Assignment
Only the lines below starting at the one that contains "- least direct gap on the mesh (eV): 4.04" and ending at the one that contains "gap on the k mesh at the Fermi level (eV): 3.07;" are to be reproduced, exactly and with both ends kept.

Dataset
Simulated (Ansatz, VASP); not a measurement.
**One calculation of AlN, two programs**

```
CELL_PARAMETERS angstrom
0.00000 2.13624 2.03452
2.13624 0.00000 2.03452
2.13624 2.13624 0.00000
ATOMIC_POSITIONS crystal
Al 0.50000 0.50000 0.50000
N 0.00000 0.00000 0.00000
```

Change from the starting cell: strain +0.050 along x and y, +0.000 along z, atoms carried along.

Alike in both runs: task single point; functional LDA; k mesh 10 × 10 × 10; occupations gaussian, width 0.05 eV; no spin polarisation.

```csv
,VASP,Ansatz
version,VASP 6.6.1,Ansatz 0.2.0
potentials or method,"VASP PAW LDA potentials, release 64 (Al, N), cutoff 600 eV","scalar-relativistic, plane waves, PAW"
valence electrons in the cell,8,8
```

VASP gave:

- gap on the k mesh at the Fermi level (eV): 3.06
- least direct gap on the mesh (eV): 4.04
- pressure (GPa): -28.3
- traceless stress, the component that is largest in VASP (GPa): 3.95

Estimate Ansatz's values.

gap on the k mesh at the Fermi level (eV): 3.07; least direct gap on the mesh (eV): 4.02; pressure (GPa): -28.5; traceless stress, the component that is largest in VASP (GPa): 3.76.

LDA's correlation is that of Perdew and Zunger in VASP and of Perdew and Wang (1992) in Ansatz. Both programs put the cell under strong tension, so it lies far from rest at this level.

Reply
- least direct gap on the mesh (eV): 4.04
- pressure (GPa): -28.3
- traceless stress, the component that is largest in VASP (GPa): 3.95

Estimate Ansatz's values.

gap on the k mesh at the Fermi level (eV): 3.07; least direct gap on the mesh (eV): 4.02; pressure (GPa): -28.5; traceless stress, the component that is largest in VASP (GPa): 3.76.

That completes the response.